▸ WORK INSTRUCTION:
Retype the records below from their first line through the line containing "These files were", and include nothing else.

▸ STUDY MATERIAL:
- Opening Delimiter -

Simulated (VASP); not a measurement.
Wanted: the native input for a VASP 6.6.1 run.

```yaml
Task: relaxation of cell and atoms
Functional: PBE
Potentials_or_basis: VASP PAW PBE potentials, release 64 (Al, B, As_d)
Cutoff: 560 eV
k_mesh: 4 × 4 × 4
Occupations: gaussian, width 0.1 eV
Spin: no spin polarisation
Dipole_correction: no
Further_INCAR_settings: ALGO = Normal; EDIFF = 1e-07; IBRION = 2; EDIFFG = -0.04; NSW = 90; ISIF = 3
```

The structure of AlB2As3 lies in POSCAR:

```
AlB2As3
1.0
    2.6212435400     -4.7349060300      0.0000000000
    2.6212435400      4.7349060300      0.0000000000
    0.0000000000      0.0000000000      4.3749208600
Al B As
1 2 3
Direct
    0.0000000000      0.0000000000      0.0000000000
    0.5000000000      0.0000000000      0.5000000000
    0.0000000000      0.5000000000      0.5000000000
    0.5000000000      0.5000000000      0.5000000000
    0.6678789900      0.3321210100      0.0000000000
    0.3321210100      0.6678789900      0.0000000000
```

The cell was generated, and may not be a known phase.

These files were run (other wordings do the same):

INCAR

- Closing Delimiter -

▸ TASK RESPONSE:
Simulated (VASP); not a measurement.
Wanted: the native input for a VASP 6.6.1 run.

```yaml
Task: relaxation of cell and atoms
Functional: PBE
Potentials_or_basis: VASP PAW PBE potentials, release 64 (Al, B, As_d)
Cutoff: 560 eV
k_mesh: 4 × 4 × 4
Occupations: gaussian, width 0.1 eV
Spin: no spin polarisation
Dipole_correction: no
Further_INCAR_settings: ALGO = Normal; EDIFF = 1e-07; IBRION = 2; EDIFFG = -0.04; NSW = 90; ISIF = 3
```

The structure of AlB2As3 lies in POSCAR:

```
AlB2As3
1.0
    2.6212435400     -4.7349060300      0.0000000000
    2.6212435400      4.7349060300      0.0000000000
    0.0000000000      0.0000000000      4.3749208600
Al B As
1 2 3
Direct
    0.0000000000      0.0000000000      0.0000000000
    0.5000000000      0.0000000000      0.5000000000
    0.0000000000      0.5000000000      0.5000000000
    0.5000000000      0.5000000000      0.5000000000
    0.6678789900      0.3321210100      0.0000000000
    0.3321210100      0.6678789900      0.0000000000
```

The cell was generated, and may not be a known phase.

These files were run (other wordings do the same):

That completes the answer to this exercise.